• _WORK INSTRUCTION_: Repeat exactly, and only, the lines below starting at the line that contains "Fields along a" and ending at the line that contains "from B to N.*", inclusive of both.

*** ENTRIES SHOWN Section Begins ***

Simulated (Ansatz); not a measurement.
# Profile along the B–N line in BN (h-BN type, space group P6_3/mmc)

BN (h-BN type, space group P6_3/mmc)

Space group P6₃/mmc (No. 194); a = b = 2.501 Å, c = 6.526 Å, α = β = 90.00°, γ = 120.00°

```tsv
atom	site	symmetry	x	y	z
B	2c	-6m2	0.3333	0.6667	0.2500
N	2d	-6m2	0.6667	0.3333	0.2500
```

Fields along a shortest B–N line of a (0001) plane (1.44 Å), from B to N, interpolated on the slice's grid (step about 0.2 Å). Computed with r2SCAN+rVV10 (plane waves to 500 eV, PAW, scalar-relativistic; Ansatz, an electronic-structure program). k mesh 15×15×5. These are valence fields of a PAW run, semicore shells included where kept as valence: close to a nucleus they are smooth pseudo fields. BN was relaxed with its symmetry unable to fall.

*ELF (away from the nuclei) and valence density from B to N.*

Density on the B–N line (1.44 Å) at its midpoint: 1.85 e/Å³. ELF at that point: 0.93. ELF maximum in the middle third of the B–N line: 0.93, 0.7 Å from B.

*** ENTRIES SHOWN Section Ends ***

• _ANSWER SECTION_:
Fields along a shortest B–N line of a (0001) plane (1.44 Å), from B to N, interpolated on the slice's grid (step about 0.2 Å). Computed with r2SCAN+rVV10 (plane waves to 500 eV, PAW, scalar-relativistic; Ansatz, an electronic-structure program). k mesh 15×15×5. These are valence fields of a PAW run, semicore shells included where kept as valence: close to a nucleus they are smooth pseudo fields. BN was relaxed with its symmetry unable to fall.

*ELF (away from the nuclei) and valence density from B to N.*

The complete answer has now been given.